**Work instruction**.
Write out every record in full, keeping each character exactly as it is.

**Recorded data**.
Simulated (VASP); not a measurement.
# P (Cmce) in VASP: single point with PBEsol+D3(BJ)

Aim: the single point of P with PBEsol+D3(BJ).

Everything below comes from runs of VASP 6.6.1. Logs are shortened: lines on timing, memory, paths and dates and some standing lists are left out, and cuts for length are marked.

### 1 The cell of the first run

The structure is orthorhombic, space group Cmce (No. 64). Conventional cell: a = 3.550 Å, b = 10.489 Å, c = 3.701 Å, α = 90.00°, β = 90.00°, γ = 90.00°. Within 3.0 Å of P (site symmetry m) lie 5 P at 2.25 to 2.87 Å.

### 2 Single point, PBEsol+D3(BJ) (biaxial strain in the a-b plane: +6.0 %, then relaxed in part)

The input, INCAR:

**Worked solution**.
Simulated (VASP); not a measurement.
# P (Cmce) in VASP: single point with PBEsol+D3(BJ)

Aim: the single point of P with PBEsol+D3(BJ).

Everything below comes from runs of VASP 6.6.1. Logs are shortened: lines on timing, memory, paths and dates and some standing lists are left out, and cuts for length are marked.

### 1 The cell of the first run

The structure is orthorhombic, space group Cmce (No. 64). Conventional cell: a = 3.550 Å, b = 10.489 Å, c = 3.701 Å, α = 90.00°, β = 90.00°, γ = 90.00°. Within 3.0 Å of P (site symmetry m) lie 5 P at 2.25 to 2.87 Å.

### 2 Single point, PBEsol+D3(BJ) (biaxial strain in the a-b plane: +6.0 %, then relaxed in part)

The input, INCAR:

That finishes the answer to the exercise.